Extracted material below:

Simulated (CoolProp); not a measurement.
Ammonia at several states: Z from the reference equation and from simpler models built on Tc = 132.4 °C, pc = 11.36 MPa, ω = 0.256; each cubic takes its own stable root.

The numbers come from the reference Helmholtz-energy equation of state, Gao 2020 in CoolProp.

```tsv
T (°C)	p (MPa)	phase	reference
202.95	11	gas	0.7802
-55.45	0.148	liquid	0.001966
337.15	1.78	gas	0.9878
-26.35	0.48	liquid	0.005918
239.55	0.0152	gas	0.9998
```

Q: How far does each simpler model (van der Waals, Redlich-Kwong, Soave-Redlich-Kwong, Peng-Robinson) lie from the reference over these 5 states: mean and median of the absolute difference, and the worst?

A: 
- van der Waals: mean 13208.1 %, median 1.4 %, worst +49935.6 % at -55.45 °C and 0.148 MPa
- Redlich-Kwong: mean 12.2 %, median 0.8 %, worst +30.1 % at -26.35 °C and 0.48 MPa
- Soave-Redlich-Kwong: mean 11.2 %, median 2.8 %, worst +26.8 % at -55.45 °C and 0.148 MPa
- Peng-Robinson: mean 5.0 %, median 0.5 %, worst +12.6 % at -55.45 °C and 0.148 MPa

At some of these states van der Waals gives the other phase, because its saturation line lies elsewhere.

End of Extracted material.

- Assignment -
The range runs from the line above containing "- Soave-Redlich-Kwong: mean" to the line containing "- Peng-Robinson: mean", inclusive. Restate those lines word for word and no others.

- Your solution -
- Soave-Redlich-Kwong: mean 11.2 %, median 2.8 %, worst +26.8 % at -55.45 °C and 0.148 MPa
- Peng-Robinson: mean 5.0 %, median 0.5 %, worst +12.6 % at -55.45 °C and 0.148 MPa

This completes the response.